___ Study material ___

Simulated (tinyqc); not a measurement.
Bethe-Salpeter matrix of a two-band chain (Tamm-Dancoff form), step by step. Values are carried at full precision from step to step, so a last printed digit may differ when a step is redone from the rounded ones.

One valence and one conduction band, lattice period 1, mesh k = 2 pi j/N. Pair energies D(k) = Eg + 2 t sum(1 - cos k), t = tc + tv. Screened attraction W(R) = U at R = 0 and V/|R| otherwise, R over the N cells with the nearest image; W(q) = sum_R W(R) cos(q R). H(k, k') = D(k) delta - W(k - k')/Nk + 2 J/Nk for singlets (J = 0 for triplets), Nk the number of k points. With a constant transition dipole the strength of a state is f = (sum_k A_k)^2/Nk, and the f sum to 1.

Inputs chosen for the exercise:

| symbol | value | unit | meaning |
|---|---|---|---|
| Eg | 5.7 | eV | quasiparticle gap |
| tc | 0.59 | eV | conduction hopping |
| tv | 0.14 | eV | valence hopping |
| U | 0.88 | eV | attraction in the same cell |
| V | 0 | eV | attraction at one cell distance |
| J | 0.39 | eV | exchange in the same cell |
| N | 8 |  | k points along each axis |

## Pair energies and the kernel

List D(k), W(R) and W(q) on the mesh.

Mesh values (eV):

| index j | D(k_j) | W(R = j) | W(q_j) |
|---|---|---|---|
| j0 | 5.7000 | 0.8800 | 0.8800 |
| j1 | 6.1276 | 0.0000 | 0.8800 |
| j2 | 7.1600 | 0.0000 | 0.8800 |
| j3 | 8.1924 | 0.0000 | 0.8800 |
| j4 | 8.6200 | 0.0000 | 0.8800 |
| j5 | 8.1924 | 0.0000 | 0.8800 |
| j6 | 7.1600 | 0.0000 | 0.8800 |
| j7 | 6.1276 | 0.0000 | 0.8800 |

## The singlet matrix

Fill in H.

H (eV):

___

Exercise — If a line falls between the first line of the records and the line containing "attraction in the same cell |", inclusive, repeat it exactly; leave out all others.

Worked solution —
Simulated (tinyqc); not a measurement.
Bethe-Salpeter matrix of a two-band chain (Tamm-Dancoff form), step by step. Values are carried at full precision from step to step, so a last printed digit may differ when a step is redone from the rounded ones.

One valence and one conduction band, lattice period 1, mesh k = 2 pi j/N. Pair energies D(k) = Eg + 2 t sum(1 - cos k), t = tc + tv. Screened attraction W(R) = U at R = 0 and V/|R| otherwise, R over the N cells with the nearest image; W(q) = sum_R W(R) cos(q R). H(k, k') = D(k) delta - W(k - k')/Nk + 2 J/Nk for singlets (J = 0 for triplets), Nk the number of k points. With a constant transition dipole the strength of a state is f = (sum_k A_k)^2/Nk, and the f sum to 1.

Inputs chosen for the exercise:

| symbol | value | unit | meaning |
|---|---|---|---|
| Eg | 5.7 | eV | quasiparticle gap |
| tc | 0.59 | eV | conduction hopping |
| tv | 0.14 | eV | valence hopping |
| U | 0.88 | eV | attraction in the same cell |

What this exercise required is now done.